Brief:
Repeat the data precisely as given.

──────── Material provided ────────

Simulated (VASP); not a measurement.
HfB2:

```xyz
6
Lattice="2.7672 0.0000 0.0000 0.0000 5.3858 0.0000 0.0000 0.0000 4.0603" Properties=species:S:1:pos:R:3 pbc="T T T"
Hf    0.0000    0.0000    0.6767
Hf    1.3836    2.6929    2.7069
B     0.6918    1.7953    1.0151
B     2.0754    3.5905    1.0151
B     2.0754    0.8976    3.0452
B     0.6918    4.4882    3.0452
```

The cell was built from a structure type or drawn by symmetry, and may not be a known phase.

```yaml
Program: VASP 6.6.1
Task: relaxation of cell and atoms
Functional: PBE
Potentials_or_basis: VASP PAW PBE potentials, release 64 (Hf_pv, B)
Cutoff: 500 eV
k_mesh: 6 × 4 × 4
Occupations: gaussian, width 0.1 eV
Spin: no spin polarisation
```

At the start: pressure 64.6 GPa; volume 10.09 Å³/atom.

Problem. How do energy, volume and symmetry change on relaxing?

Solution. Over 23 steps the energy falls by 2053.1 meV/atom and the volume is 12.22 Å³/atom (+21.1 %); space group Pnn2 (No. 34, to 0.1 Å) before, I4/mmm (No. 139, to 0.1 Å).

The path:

────────

Written reply:
Simulated (VASP); not a measurement.
HfB2:

```xyz
6
Lattice="2.7672 0.0000 0.0000 0.0000 5.3858 0.0000 0.0000 0.0000 4.0603" Properties=species:S:1:pos:R:3 pbc="T T T"
Hf    0.0000    0.0000    0.6767
Hf    1.3836    2.6929    2.7069
B     0.6918    1.7953    1.0151
B     2.0754    3.5905    1.0151
B     2.0754    0.8976    3.0452
B     0.6918    4.4882    3.0452
```

The cell was built from a structure type or drawn by symmetry, and may not be a known phase.

```yaml
Program: VASP 6.6.1
Task: relaxation of cell and atoms
Functional: PBE
Potentials_or_basis: VASP PAW PBE potentials, release 64 (Hf_pv, B)
Cutoff: 500 eV
k_mesh: 6 × 4 × 4
Occupations: gaussian, width 0.1 eV
Spin: no spin polarisation
```

At the start: pressure 64.6 GPa; volume 10.09 Å³/atom.

Problem. How do energy, volume and symmetry change on relaxing?

Solution. Over 23 steps the energy falls by 2053.1 meV/atom and the volume is 12.22 Å³/atom (+21.1 %); space group Pnn2 (No. 34, to 0.1 Å) before, I4/mmm (No. 139, to 0.1 Å).

The path:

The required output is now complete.